§ Action item: All of the data below is to be returned unaltered.

§ Extracted data:
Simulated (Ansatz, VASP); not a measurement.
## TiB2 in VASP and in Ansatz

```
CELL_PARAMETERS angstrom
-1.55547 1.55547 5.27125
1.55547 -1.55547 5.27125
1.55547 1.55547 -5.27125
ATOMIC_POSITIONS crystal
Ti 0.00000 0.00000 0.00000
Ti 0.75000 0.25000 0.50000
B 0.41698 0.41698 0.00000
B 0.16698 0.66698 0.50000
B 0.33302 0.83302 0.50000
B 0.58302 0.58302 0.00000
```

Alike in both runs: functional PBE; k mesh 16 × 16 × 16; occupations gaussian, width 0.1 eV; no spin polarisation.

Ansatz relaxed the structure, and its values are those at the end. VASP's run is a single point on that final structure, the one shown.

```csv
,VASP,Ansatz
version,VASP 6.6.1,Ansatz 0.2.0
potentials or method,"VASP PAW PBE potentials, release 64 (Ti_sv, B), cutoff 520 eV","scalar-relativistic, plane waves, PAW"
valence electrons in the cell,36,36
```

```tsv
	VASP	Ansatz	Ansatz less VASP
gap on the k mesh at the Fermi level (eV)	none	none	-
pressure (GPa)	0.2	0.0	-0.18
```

§ Response:
Simulated (Ansatz, VASP); not a measurement.
## TiB2 in VASP and in Ansatz

```
CELL_PARAMETERS angstrom
-1.55547 1.55547 5.27125
1.55547 -1.55547 5.27125
1.55547 1.55547 -5.27125
ATOMIC_POSITIONS crystal
Ti 0.00000 0.00000 0.00000
Ti 0.75000 0.25000 0.50000
B 0.41698 0.41698 0.00000
B 0.16698 0.66698 0.50000
B 0.33302 0.83302 0.50000
B 0.58302 0.58302 0.00000
```

Alike in both runs: functional PBE; k mesh 16 × 16 × 16; occupations gaussian, width 0.1 eV; no spin polarisation.

Ansatz relaxed the structure, and its values are those at the end. VASP's run is a single point on that final structure, the one shown.

```csv
,VASP,Ansatz
version,VASP 6.6.1,Ansatz 0.2.0
potentials or method,"VASP PAW PBE potentials, release 64 (Ti_sv, B), cutoff 520 eV","scalar-relativistic, plane waves, PAW"
valence electrons in the cell,36,36
```

```tsv
	VASP	Ansatz	Ansatz less VASP
gap on the k mesh at the Fermi level (eV)	none	none	-
pressure (GPa)	0.2	0.0	-0.18
```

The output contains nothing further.